─── Information supplied ───

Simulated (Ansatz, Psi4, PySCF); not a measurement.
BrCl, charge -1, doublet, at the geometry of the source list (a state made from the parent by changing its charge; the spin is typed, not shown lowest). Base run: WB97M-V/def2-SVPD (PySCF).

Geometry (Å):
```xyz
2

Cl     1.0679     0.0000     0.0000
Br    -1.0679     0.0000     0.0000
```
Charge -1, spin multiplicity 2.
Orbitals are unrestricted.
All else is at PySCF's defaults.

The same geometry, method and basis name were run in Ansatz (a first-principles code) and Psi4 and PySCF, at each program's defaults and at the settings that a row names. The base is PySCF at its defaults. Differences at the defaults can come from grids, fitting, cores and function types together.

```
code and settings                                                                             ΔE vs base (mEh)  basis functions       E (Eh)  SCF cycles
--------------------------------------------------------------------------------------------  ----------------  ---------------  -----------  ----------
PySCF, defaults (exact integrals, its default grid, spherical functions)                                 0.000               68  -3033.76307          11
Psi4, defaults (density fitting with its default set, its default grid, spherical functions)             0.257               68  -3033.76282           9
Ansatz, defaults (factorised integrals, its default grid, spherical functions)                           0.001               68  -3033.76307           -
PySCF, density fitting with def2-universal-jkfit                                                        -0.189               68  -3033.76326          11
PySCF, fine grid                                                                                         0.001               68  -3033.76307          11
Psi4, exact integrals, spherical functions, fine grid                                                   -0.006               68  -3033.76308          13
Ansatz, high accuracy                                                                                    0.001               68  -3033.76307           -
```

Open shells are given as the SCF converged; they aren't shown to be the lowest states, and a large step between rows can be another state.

───

» Task item
Each line of the data should be transcribed exactly.

» Response
Simulated (Ansatz, Psi4, PySCF); not a measurement.
BrCl, charge -1, doublet, at the geometry of the source list (a state made from the parent by changing its charge; the spin is typed, not shown lowest). Base run: WB97M-V/def2-SVPD (PySCF).

Geometry (Å):
```xyz
2

Cl     1.0679     0.0000     0.0000
Br    -1.0679     0.0000     0.0000
```
Charge -1, spin multiplicity 2.
Orbitals are unrestricted.
All else is at PySCF's defaults.

The same geometry, method and basis name were run in Ansatz (a first-principles code) and Psi4 and PySCF, at each program's defaults and at the settings that a row names. The base is PySCF at its defaults. Differences at the defaults can come from grids, fitting, cores and function types together.

```
code and settings                                                                             ΔE vs base (mEh)  basis functions       E (Eh)  SCF cycles
--------------------------------------------------------------------------------------------  ----------------  ---------------  -----------  ----------
PySCF, defaults (exact integrals, its default grid, spherical functions)                                 0.000               68  -3033.76307          11
Psi4, defaults (density fitting with its default set, its default grid, spherical functions)             0.257               68  -3033.76282           9
Ansatz, defaults (factorised integrals, its default grid, spherical functions)                           0.001               68  -3033.76307           -
PySCF, density fitting with def2-universal-jkfit                                                        -0.189               68  -3033.76326          11
PySCF, fine grid                                                                                         0.001               68  -3033.76307          11
Psi4, exact integrals, spherical functions, fine grid                                                   -0.006               68  -3033.76308          13
Ansatz, high accuracy                                                                                    0.001               68  -3033.76307           -
```

Open shells are given as the SCF converged; they aren't shown to be the lowest states, and a large step between rows can be another state.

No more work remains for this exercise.